-*-

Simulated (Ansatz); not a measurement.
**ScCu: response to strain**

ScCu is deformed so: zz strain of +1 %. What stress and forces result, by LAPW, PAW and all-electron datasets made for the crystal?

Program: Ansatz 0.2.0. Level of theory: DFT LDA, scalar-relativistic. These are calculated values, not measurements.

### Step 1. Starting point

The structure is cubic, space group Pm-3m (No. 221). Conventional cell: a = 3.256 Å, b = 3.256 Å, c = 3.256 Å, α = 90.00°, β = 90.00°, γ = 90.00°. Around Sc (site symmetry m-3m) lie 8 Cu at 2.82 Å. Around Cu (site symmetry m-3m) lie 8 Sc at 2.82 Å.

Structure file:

-*-

WORK ITEM: Copy out the material above in its entirety, exactly.

EXERCISE OUTPUT:
Simulated (Ansatz); not a measurement.
**ScCu: response to strain**

ScCu is deformed so: zz strain of +1 %. What stress and forces result, by LAPW, PAW and all-electron datasets made for the crystal?

Program: Ansatz 0.2.0. Level of theory: DFT LDA, scalar-relativistic. These are calculated values, not measurements.

### Step 1. Starting point

The structure is cubic, space group Pm-3m (No. 221). Conventional cell: a = 3.256 Å, b = 3.256 Å, c = 3.256 Å, α = 90.00°, β = 90.00°, γ = 90.00°. Around Sc (site symmetry m-3m) lie 8 Cu at 2.82 Å. Around Cu (site symmetry m-3m) lie 8 Sc at 2.82 Å.

Structure file:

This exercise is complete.